Required action: Make an exact copy of the lines below.

######

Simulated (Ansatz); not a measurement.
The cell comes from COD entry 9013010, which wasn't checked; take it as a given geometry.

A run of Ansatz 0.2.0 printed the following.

######

Task answer:
Simulated (Ansatz); not a measurement.
The cell comes from COD entry 9013010, which wasn't checked; take it as a given geometry.

A run of Ansatz 0.2.0 printed the following.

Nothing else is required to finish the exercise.